--------------------

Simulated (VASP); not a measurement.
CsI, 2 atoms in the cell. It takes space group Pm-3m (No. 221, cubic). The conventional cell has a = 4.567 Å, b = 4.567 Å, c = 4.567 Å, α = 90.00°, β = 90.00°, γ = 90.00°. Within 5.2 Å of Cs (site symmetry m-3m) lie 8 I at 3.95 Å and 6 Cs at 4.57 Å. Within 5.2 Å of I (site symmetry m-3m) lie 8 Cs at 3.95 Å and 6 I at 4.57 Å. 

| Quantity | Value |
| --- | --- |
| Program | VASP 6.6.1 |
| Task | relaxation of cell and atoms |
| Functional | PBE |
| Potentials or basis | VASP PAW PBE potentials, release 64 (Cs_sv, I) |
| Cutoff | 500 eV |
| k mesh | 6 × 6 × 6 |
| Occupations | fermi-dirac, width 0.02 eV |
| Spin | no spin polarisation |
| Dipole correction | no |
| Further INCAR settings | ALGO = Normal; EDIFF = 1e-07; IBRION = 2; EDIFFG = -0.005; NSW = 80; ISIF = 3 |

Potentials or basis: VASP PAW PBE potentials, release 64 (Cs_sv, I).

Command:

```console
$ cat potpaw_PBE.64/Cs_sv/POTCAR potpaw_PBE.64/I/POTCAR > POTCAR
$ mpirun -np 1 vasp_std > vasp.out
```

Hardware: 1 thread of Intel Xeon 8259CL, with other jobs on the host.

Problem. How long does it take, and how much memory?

--------------------

## Action item
From the first line to the last, copy the records exactly as they appear above.

## Written solution
Simulated (VASP); not a measurement.
CsI, 2 atoms in the cell. It takes space group Pm-3m (No. 221, cubic). The conventional cell has a = 4.567 Å, b = 4.567 Å, c = 4.567 Å, α = 90.00°, β = 90.00°, γ = 90.00°. Within 5.2 Å of Cs (site symmetry m-3m) lie 8 I at 3.95 Å and 6 Cs at 4.57 Å. Within 5.2 Å of I (site symmetry m-3m) lie 8 Cs at 3.95 Å and 6 I at 4.57 Å. 

| Quantity | Value |
| --- | --- |
| Program | VASP 6.6.1 |
| Task | relaxation of cell and atoms |
| Functional | PBE |
| Potentials or basis | VASP PAW PBE potentials, release 64 (Cs_sv, I) |
| Cutoff | 500 eV |
| k mesh | 6 × 6 × 6 |
| Occupations | fermi-dirac, width 0.02 eV |
| Spin | no spin polarisation |
| Dipole correction | no |
| Further INCAR settings | ALGO = Normal; EDIFF = 1e-07; IBRION = 2; EDIFFG = -0.005; NSW = 80; ISIF = 3 |

Potentials or basis: VASP PAW PBE potentials, release 64 (Cs_sv, I).

Command:

```console
$ cat potpaw_PBE.64/Cs_sv/POTCAR potpaw_PBE.64/I/POTCAR > POTCAR
$ mpirun -np 1 vasp_std > vasp.out
```

Hardware: 1 thread of Intel Xeon 8259CL, with other jobs on the host.

Problem. How long does it take, and how much memory?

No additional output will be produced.